ASSIGNMENT:
Copy out the data line by line exactly, from its start to the line bearing "Answer: a = 4.191", inclusive.

DATA UNDER STUDY:
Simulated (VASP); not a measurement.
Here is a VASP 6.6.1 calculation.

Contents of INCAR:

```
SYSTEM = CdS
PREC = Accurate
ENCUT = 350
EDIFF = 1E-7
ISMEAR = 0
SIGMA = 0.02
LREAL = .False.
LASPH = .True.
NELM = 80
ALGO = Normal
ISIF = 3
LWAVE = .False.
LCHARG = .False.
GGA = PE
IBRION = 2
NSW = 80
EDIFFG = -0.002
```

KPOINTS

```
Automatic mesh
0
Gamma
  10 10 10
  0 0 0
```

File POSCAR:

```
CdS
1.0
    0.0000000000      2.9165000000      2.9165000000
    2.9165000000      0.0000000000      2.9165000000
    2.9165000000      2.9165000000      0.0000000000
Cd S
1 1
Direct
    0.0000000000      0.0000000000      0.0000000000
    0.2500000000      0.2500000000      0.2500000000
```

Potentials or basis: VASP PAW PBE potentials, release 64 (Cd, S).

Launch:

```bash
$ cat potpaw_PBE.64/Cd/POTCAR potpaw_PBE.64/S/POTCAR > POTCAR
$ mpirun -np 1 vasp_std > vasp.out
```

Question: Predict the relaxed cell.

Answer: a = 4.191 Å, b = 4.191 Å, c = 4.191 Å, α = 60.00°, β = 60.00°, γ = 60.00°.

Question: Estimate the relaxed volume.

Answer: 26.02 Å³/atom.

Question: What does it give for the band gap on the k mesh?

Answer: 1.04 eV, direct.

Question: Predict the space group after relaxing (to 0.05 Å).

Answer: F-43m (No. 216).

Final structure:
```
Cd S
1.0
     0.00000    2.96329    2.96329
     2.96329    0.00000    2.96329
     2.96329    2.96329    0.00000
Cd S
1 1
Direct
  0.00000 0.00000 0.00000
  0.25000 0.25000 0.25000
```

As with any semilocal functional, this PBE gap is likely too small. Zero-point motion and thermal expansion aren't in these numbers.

EXERCISE OUTPUT:
Simulated (VASP); not a measurement.
Here is a VASP 6.6.1 calculation.

Contents of INCAR:

```
SYSTEM = CdS
PREC = Accurate
ENCUT = 350
EDIFF = 1E-7
ISMEAR = 0
SIGMA = 0.02
LREAL = .False.
LASPH = .True.
NELM = 80
ALGO = Normal
ISIF = 3
LWAVE = .False.
LCHARG = .False.
GGA = PE
IBRION = 2
NSW = 80
EDIFFG = -0.002
```

KPOINTS

```
Automatic mesh
0
Gamma
  10 10 10
  0 0 0
```

File POSCAR:

```
CdS
1.0
    0.0000000000      2.9165000000      2.9165000000
    2.9165000000      0.0000000000      2.9165000000
    2.9165000000      2.9165000000      0.0000000000
Cd S
1 1
Direct
    0.0000000000      0.0000000000      0.0000000000
    0.2500000000      0.2500000000      0.2500000000
```

Potentials or basis: VASP PAW PBE potentials, release 64 (Cd, S).

Launch:

```bash
$ cat potpaw_PBE.64/Cd/POTCAR potpaw_PBE.64/S/POTCAR > POTCAR
$ mpirun -np 1 vasp_std > vasp.out
```

Question: Predict the relaxed cell.

Answer: a = 4.191 Å, b = 4.191 Å, c = 4.191 Å, α = 60.00°, β = 60.00°, γ = 60.00°.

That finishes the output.